DATA FOR REVIEW:
++++

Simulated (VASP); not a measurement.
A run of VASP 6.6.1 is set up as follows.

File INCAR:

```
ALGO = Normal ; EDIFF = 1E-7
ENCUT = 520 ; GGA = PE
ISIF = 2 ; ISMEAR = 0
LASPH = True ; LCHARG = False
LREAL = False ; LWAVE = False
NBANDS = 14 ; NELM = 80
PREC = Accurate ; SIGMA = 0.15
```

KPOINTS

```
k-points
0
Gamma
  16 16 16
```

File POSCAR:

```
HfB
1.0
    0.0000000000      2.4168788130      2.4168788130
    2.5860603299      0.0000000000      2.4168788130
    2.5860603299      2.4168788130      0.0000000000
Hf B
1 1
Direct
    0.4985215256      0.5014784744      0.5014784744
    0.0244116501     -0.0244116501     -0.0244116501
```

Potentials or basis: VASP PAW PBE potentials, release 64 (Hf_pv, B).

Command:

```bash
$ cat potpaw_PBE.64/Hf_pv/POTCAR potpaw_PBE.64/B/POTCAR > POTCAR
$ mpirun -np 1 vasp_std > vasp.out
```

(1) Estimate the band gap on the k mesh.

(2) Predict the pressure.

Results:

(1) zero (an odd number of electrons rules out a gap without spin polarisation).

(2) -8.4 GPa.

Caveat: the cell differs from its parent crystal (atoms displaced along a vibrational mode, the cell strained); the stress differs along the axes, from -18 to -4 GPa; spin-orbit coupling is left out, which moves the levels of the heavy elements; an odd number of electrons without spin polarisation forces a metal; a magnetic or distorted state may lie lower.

++++

EXERCISE:
In the data above, repeat exactly each line from the first through the line that contains "(2) -8.4 GPa.", and give nothing else.

SOLUTION:
Simulated (VASP); not a measurement.
A run of VASP 6.6.1 is set up as follows.

File INCAR:

```
ALGO = Normal ; EDIFF = 1E-7
ENCUT = 520 ; GGA = PE
ISIF = 2 ; ISMEAR = 0
LASPH = True ; LCHARG = False
LREAL = False ; LWAVE = False
NBANDS = 14 ; NELM = 80
PREC = Accurate ; SIGMA = 0.15
```

KPOINTS

```
k-points
0
Gamma
  16 16 16
```

File POSCAR:

```
HfB
1.0
    0.0000000000      2.4168788130      2.4168788130
    2.5860603299      0.0000000000      2.4168788130
    2.5860603299      2.4168788130      0.0000000000
Hf B
1 1
Direct
    0.4985215256      0.5014784744      0.5014784744
    0.0244116501     -0.0244116501     -0.0244116501
```

Potentials or basis: VASP PAW PBE potentials, release 64 (Hf_pv, B).

Command:

```bash
$ cat potpaw_PBE.64/Hf_pv/POTCAR potpaw_PBE.64/B/POTCAR > POTCAR
$ mpirun -np 1 vasp_std > vasp.out
```

(1) Estimate the band gap on the k mesh.

(2) Predict the pressure.

Results:

(1) zero (an odd number of electrons rules out a gap without spin polarisation).

(2) -8.4 GPa.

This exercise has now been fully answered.